⟨
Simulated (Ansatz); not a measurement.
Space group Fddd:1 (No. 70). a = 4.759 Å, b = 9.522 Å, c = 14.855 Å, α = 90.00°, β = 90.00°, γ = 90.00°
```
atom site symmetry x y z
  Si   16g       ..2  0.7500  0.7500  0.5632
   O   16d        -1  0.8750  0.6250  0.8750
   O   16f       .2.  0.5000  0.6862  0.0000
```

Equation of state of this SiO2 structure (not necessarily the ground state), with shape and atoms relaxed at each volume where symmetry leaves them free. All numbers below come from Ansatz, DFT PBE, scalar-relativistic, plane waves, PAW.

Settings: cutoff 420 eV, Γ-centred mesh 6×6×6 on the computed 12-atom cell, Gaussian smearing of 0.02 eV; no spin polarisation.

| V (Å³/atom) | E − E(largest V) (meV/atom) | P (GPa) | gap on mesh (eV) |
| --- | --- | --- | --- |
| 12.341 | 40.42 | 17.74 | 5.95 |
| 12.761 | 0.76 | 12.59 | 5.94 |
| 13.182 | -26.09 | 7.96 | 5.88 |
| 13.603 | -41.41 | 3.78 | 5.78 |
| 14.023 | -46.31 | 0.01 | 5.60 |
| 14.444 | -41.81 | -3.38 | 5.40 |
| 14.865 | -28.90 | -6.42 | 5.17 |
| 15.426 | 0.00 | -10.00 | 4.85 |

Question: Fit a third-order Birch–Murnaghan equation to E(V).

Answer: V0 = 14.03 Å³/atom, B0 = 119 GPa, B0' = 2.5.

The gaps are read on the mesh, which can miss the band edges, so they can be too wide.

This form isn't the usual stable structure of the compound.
⟩

ASSIGNED TASK:
Your output should be the listing's lines, exact and complete, from its first line to the line that contains "The gaps are", inclusive.

EXERCISE SOLUTION:
Simulated (Ansatz); not a measurement.
Space group Fddd:1 (No. 70). a = 4.759 Å, b = 9.522 Å, c = 14.855 Å, α = 90.00°, β = 90.00°, γ = 90.00°
```
atom site symmetry x y z
  Si   16g       ..2  0.7500  0.7500  0.5632
   O   16d        -1  0.8750  0.6250  0.8750
   O   16f       .2.  0.5000  0.6862  0.0000
```

Equation of state of this SiO2 structure (not necessarily the ground state), with shape and atoms relaxed at each volume where symmetry leaves them free. All numbers below come from Ansatz, DFT PBE, scalar-relativistic, plane waves, PAW.

Settings: cutoff 420 eV, Γ-centred mesh 6×6×6 on the computed 12-atom cell, Gaussian smearing of 0.02 eV; no spin polarisation.

| V (Å³/atom) | E − E(largest V) (meV/atom) | P (GPa) | gap on mesh (eV) |
| --- | --- | --- | --- |
| 12.341 | 40.42 | 17.74 | 5.95 |
| 12.761 | 0.76 | 12.59 | 5.94 |
| 13.182 | -26.09 | 7.96 | 5.88 |
| 13.603 | -41.41 | 3.78 | 5.78 |
| 14.023 | -46.31 | 0.01 | 5.60 |
| 14.444 | -41.81 | -3.38 | 5.40 |
| 14.865 | -28.90 | -6.42 | 5.17 |
| 15.426 | 0.00 | -10.00 | 4.85 |

Question: Fit a third-order Birch–Murnaghan equation to E(V).

Answer: V0 = 14.03 Å³/atom, B0 = 119 GPa, B0' = 2.5.

The gaps are read on the mesh, which can miss the band edges, so they can be too wide.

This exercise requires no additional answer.